• [EXTRACTED INFORMATION]
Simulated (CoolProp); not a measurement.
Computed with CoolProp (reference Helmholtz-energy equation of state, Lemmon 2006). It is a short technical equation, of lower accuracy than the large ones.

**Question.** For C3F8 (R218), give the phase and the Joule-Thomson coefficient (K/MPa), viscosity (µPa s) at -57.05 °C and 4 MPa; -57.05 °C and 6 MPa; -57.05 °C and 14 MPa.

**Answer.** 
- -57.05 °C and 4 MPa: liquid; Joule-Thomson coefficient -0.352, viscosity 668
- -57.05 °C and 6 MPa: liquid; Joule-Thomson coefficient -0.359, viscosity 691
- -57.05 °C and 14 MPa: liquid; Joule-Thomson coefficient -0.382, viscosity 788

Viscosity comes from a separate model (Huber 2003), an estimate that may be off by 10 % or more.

• [WORK INSTRUCTION]
Write down exactly the span of lines above from the one containing "and 14 MPa." to the one containing "- -57.05 °C and 14", both ends included.

• [TASK SOLUTION]
**Question.** For C3F8 (R218), give the phase and the Joule-Thomson coefficient (K/MPa), viscosity (µPa s) at -57.05 °C and 4 MPa; -57.05 °C and 6 MPa; -57.05 °C and 14 MPa.

**Answer.** 
- -57.05 °C and 4 MPa: liquid; Joule-Thomson coefficient -0.352, viscosity 668
- -57.05 °C and 6 MPa: liquid; Joule-Thomson coefficient -0.359, viscosity 691
- -57.05 °C and 14 MPa: liquid; Joule-Thomson coefficient -0.382, viscosity 788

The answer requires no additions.